* [INPUT DATA]:
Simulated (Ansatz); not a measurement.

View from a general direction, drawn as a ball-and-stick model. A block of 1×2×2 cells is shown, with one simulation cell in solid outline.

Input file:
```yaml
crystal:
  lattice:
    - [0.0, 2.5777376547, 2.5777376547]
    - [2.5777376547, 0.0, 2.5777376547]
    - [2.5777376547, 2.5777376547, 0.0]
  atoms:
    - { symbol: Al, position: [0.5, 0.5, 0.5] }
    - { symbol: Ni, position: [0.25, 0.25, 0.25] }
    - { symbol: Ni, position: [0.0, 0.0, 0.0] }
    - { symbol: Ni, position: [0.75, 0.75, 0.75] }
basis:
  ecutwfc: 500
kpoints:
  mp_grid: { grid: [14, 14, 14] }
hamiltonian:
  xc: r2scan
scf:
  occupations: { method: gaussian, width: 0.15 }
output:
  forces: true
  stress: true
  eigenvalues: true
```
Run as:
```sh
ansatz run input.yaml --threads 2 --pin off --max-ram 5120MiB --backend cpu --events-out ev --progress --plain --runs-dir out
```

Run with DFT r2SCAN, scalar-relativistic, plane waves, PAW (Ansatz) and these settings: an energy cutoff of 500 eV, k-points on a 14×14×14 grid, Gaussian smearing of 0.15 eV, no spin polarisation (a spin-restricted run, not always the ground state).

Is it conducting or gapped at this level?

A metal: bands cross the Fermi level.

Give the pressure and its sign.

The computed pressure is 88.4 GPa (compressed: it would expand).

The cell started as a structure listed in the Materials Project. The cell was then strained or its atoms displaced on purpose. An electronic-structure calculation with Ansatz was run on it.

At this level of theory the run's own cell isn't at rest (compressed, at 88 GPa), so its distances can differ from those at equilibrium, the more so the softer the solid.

* [BRIEF]:
Repeat the entries above exactly, beginning at their first line and ending with the line that contains "The computed pressure", with nothing added.

* [EXERCISE SOLUTION]:
Simulated (Ansatz); not a measurement.

View from a general direction, drawn as a ball-and-stick model. A block of 1×2×2 cells is shown, with one simulation cell in solid outline.

Input file:
```yaml
crystal:
  lattice:
    - [0.0, 2.5777376547, 2.5777376547]
    - [2.5777376547, 0.0, 2.5777376547]
    - [2.5777376547, 2.5777376547, 0.0]
  atoms:
    - { symbol: Al, position: [0.5, 0.5, 0.5] }
    - { symbol: Ni, position: [0.25, 0.25, 0.25] }
    - { symbol: Ni, position: [0.0, 0.0, 0.0] }
    - { symbol: Ni, position: [0.75, 0.75, 0.75] }
basis:
  ecutwfc: 500
kpoints:
  mp_grid: { grid: [14, 14, 14] }
hamiltonian:
  xc: r2scan
scf:
  occupations: { method: gaussian, width: 0.15 }
output:
  forces: true
  stress: true
  eigenvalues: true
```
Run as:
```sh
ansatz run input.yaml --threads 2 --pin off --max-ram 5120MiB --backend cpu --events-out ev --progress --plain --runs-dir out
```

Run with DFT r2SCAN, scalar-relativistic, plane waves, PAW (Ansatz) and these settings: an energy cutoff of 500 eV, k-points on a 14×14×14 grid, Gaussian smearing of 0.15 eV, no spin polarisation (a spin-restricted run, not always the ground state).

Is it conducting or gapped at this level?

A metal: bands cross the Fermi level.

Give the pressure and its sign.

The computed pressure is 88.4 GPa (compressed: it would expand).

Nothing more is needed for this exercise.